Material shown:
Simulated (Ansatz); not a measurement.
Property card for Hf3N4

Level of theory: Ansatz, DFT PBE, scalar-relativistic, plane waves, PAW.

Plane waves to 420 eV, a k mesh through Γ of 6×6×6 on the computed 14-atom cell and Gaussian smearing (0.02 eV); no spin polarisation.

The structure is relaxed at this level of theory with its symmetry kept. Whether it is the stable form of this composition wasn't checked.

Activity: Copy out the whole listing, exactly as written.

Written response:
Simulated (Ansatz); not a measurement.
Property card for Hf3N4

Level of theory: Ansatz, DFT PBE, scalar-relativistic, plane waves, PAW.

Plane waves to 420 eV, a k mesh through Γ of 6×6×6 on the computed 14-atom cell and Gaussian smearing (0.02 eV); no spin polarisation.

The structure is relaxed at this level of theory with its symmetry kept. Whether it is the stable form of this composition wasn't checked.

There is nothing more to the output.